((

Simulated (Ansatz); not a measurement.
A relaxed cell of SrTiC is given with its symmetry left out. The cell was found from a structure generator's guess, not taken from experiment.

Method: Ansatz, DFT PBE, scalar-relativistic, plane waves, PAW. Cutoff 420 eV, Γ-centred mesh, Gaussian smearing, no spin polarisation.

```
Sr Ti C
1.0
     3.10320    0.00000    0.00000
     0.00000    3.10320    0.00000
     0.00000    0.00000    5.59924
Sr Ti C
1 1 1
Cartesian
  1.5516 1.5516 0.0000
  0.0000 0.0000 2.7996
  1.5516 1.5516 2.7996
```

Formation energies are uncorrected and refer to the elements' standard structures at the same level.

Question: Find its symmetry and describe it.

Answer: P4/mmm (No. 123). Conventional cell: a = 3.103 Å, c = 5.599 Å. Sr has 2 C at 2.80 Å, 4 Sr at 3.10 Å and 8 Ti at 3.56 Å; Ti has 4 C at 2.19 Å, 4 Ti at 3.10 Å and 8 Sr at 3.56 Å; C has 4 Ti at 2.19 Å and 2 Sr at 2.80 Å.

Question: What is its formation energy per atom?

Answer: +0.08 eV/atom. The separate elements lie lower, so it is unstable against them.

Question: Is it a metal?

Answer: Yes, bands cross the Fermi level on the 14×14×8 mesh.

))

REQUIREMENT:
The records above are to be copied out exactly, line for line.

RESULT:
Simulated (Ansatz); not a measurement.
A relaxed cell of SrTiC is given with its symmetry left out. The cell was found from a structure generator's guess, not taken from experiment.

Method: Ansatz, DFT PBE, scalar-relativistic, plane waves, PAW. Cutoff 420 eV, Γ-centred mesh, Gaussian smearing, no spin polarisation.

```
Sr Ti C
1.0
     3.10320    0.00000    0.00000
     0.00000    3.10320    0.00000
     0.00000    0.00000    5.59924
Sr Ti C
1 1 1
Cartesian
  1.5516 1.5516 0.0000
  0.0000 0.0000 2.7996
  1.5516 1.5516 2.7996
```

Formation energies are uncorrected and refer to the elements' standard structures at the same level.

Question: Find its symmetry and describe it.

Answer: P4/mmm (No. 123). Conventional cell: a = 3.103 Å, c = 5.599 Å. Sr has 2 C at 2.80 Å, 4 Sr at 3.10 Å and 8 Ti at 3.56 Å; Ti has 4 C at 2.19 Å, 4 Ti at 3.10 Å and 8 Sr at 3.56 Å; C has 4 Ti at 2.19 Å and 2 Sr at 2.80 Å.

Question: What is its formation energy per atom?

Answer: +0.08 eV/atom. The separate elements lie lower, so it is unstable against them.

Question: Is it a metal?

Answer: Yes, bands cross the Fermi level on the 14×14×8 mesh.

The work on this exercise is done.